WORK TASK: Of all the lines in the entries below, give again exactly those starting at the line containing "Level of theory: DFT, r2SCAN0, plane" and ending at the line containing "Each structure is", both ends included, and no others.

────────────────

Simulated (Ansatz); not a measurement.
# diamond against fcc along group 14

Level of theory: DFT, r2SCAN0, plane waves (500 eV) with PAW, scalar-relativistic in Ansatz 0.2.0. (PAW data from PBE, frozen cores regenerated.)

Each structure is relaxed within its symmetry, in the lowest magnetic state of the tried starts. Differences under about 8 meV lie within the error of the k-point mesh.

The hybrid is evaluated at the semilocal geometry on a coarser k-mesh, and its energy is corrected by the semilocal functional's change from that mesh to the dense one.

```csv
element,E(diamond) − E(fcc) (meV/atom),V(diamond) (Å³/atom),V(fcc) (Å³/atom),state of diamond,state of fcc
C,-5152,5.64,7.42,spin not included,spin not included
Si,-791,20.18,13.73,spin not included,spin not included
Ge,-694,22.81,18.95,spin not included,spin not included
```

────────────────

EXERCISE SOLUTION:
Level of theory: DFT, r2SCAN0, plane waves (500 eV) with PAW, scalar-relativistic in Ansatz 0.2.0. (PAW data from PBE, frozen cores regenerated.)

Each structure is relaxed within its symmetry, in the lowest magnetic state of the tried starts. Differences under about 8 meV lie within the error of the k-point mesh.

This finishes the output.